Information:
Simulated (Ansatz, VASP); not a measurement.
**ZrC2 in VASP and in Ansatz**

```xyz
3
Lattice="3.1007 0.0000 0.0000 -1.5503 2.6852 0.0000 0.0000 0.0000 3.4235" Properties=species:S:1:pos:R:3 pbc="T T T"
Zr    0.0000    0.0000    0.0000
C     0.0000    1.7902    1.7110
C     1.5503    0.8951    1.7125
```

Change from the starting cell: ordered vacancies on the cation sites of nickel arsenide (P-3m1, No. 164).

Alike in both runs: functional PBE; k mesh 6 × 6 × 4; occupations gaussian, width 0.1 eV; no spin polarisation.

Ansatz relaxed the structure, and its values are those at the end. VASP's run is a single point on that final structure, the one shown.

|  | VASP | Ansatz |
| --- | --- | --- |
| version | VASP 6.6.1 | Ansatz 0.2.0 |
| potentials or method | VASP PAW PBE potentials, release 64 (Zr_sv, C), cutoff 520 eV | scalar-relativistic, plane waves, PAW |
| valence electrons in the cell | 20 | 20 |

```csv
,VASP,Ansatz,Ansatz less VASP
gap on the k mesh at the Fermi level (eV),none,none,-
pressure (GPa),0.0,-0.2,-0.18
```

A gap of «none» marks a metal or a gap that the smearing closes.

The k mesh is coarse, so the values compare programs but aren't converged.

Action item: Output every entry exactly as it appears.

Result:
Simulated (Ansatz, VASP); not a measurement.
**ZrC2 in VASP and in Ansatz**

```xyz
3
Lattice="3.1007 0.0000 0.0000 -1.5503 2.6852 0.0000 0.0000 0.0000 3.4235" Properties=species:S:1:pos:R:3 pbc="T T T"
Zr    0.0000    0.0000    0.0000
C     0.0000    1.7902    1.7110
C     1.5503    0.8951    1.7125
```

Change from the starting cell: ordered vacancies on the cation sites of nickel arsenide (P-3m1, No. 164).

Alike in both runs: functional PBE; k mesh 6 × 6 × 4; occupations gaussian, width 0.1 eV; no spin polarisation.

Ansatz relaxed the structure, and its values are those at the end. VASP's run is a single point on that final structure, the one shown.

|  | VASP | Ansatz |
| --- | --- | --- |
| version | VASP 6.6.1 | Ansatz 0.2.0 |
| potentials or method | VASP PAW PBE potentials, release 64 (Zr_sv, C), cutoff 520 eV | scalar-relativistic, plane waves, PAW |
| valence electrons in the cell | 20 | 20 |

```csv
,VASP,Ansatz,Ansatz less VASP
gap on the k mesh at the Fermi level (eV),none,none,-
pressure (GPa),0.0,-0.2,-0.18
```

A gap of «none» marks a metal or a gap that the smearing closes.

The k mesh is coarse, so the values compare programs but aren't converged.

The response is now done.